- [WORK INSTRUCTION] Please reproduce each line of the data below exactly as shown.

- [ENTRIES SUPPLIED]
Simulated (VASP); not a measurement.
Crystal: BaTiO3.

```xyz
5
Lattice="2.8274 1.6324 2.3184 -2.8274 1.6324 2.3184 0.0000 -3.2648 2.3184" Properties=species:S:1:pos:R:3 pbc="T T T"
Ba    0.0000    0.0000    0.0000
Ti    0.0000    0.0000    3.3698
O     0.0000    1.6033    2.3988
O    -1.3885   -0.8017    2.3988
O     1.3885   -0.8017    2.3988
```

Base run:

- [TASK ANSWER]
Simulated (VASP); not a measurement.
Crystal: BaTiO3.

```xyz
5
Lattice="2.8274 1.6324 2.3184 -2.8274 1.6324 2.3184 0.0000 -3.2648 2.3184" Properties=species:S:1:pos:R:3 pbc="T T T"
Ba    0.0000    0.0000    0.0000
Ti    0.0000    0.0000    3.3698
O     0.0000    1.6033    2.3988
O    -1.3885   -0.8017    2.3988
O     1.3885   -0.8017    2.3988
```

Base run:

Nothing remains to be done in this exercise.